(Beginning of Extracted entries)

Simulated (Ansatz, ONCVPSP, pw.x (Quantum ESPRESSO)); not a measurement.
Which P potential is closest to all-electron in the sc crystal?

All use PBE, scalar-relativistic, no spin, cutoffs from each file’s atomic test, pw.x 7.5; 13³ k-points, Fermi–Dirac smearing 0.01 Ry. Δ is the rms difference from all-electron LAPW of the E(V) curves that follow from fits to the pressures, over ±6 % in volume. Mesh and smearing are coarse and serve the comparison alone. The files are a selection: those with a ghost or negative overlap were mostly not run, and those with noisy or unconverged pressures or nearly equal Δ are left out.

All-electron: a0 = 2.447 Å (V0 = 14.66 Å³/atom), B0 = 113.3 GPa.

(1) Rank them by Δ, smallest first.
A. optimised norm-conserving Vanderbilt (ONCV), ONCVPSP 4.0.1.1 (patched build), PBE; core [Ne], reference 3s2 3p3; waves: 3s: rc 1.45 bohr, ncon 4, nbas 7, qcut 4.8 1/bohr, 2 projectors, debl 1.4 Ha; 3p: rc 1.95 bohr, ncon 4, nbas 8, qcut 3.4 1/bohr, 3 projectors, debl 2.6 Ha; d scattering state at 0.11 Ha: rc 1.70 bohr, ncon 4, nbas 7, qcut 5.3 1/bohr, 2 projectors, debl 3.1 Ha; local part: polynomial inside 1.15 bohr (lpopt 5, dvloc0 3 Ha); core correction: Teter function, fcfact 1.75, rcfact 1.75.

(End of Extracted entries)

*Exercise:*
Write out, from the lines above, only those from the line with "All-electron: a0 = 2.447" to the line with "(1) Rank them by Δ, smallest first.", exactly as given, including the first and the last.

*Your response:*
All-electron: a0 = 2.447 Å (V0 = 14.66 Å³/atom), B0 = 113.3 GPa.

(1) Rank them by Δ, smallest first.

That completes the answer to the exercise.